• Recorded data
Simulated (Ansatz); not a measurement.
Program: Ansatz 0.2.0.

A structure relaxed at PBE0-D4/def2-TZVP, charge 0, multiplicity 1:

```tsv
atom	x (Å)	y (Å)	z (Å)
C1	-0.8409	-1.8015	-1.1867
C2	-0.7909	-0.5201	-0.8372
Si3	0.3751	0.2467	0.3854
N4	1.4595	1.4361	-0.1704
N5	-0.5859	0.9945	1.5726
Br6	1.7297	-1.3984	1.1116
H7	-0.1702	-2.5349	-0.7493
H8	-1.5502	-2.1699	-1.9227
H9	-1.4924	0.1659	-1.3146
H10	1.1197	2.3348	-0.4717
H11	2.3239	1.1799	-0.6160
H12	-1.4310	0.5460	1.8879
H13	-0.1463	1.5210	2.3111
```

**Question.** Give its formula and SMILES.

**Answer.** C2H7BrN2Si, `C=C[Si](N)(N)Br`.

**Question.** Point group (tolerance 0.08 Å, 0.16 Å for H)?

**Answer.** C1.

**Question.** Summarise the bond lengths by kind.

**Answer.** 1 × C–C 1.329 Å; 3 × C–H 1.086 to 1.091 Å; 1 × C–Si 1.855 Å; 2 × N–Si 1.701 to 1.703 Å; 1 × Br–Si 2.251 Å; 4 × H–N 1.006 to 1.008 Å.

• Requirement
Retype only the lines above between the line with "Program: Ansatz 0.2.0." and the line with "lengths by kind.", counting those two lines as well, and keep every character as it is.

• Task output
Program: Ansatz 0.2.0.

A structure relaxed at PBE0-D4/def2-TZVP, charge 0, multiplicity 1:

```tsv
atom	x (Å)	y (Å)	z (Å)
C1	-0.8409	-1.8015	-1.1867
C2	-0.7909	-0.5201	-0.8372
Si3	0.3751	0.2467	0.3854
N4	1.4595	1.4361	-0.1704
N5	-0.5859	0.9945	1.5726
Br6	1.7297	-1.3984	1.1116
H7	-0.1702	-2.5349	-0.7493
H8	-1.5502	-2.1699	-1.9227
H9	-1.4924	0.1659	-1.3146
H10	1.1197	2.3348	-0.4717
H11	2.3239	1.1799	-0.6160
H12	-1.4310	0.5460	1.8879
H13	-0.1463	1.5210	2.3111
```

**Question.** Give its formula and SMILES.

**Answer.** C2H7BrN2Si, `C=C[Si](N)(N)Br`.

**Question.** Point group (tolerance 0.08 Å, 0.16 Å for H)?

**Answer.** C1.

**Question.** Summarise the bond lengths by kind.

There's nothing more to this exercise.